> WORK ORDER
All entries are to be repeated exactly as shown below.

> EXTRACTED DATA
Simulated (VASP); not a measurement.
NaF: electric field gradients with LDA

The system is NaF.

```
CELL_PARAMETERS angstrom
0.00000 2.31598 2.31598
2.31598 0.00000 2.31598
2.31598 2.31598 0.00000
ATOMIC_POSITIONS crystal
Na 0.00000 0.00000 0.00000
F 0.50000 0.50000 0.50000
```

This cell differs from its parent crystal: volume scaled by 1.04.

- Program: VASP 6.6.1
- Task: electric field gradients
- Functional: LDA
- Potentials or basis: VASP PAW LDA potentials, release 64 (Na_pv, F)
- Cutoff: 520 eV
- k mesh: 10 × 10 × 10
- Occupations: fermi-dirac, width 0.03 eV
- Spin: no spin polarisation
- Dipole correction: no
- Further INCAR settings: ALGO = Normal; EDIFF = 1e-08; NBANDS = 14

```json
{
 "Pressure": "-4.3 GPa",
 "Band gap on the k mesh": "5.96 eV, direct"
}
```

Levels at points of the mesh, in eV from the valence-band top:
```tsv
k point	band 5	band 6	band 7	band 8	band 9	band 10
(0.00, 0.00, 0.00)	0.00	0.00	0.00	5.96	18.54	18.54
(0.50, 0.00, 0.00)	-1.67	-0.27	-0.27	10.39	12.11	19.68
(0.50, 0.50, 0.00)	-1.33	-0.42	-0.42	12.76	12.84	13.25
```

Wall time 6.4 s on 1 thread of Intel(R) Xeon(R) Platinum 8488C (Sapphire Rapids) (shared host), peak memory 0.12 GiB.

> EXPECTED ANSWER
Simulated (VASP); not a measurement.
NaF: electric field gradients with LDA

The system is NaF.

```
CELL_PARAMETERS angstrom
0.00000 2.31598 2.31598
2.31598 0.00000 2.31598
2.31598 2.31598 0.00000
ATOMIC_POSITIONS crystal
Na 0.00000 0.00000 0.00000
F 0.50000 0.50000 0.50000
```

This cell differs from its parent crystal: volume scaled by 1.04.

- Program: VASP 6.6.1
- Task: electric field gradients
- Functional: LDA
- Potentials or basis: VASP PAW LDA potentials, release 64 (Na_pv, F)
- Cutoff: 520 eV
- k mesh: 10 × 10 × 10
- Occupations: fermi-dirac, width 0.03 eV
- Spin: no spin polarisation
- Dipole correction: no
- Further INCAR settings: ALGO = Normal; EDIFF = 1e-08; NBANDS = 14

```json
{
 "Pressure": "-4.3 GPa",
 "Band gap on the k mesh": "5.96 eV, direct"
}
```

Levels at points of the mesh, in eV from the valence-band top:
```tsv
k point	band 5	band 6	band 7	band 8	band 9	band 10
(0.00, 0.00, 0.00)	0.00	0.00	0.00	5.96	18.54	18.54
(0.50, 0.00, 0.00)	-1.67	-0.27	-0.27	10.39	12.11	19.68
(0.50, 0.50, 0.00)	-1.33	-0.42	-0.42	12.76	12.84	13.25
```

Wall time 6.4 s on 1 thread of Intel(R) Xeon(R) Platinum 8488C (Sapphire Rapids) (shared host), peak memory 0.12 GiB.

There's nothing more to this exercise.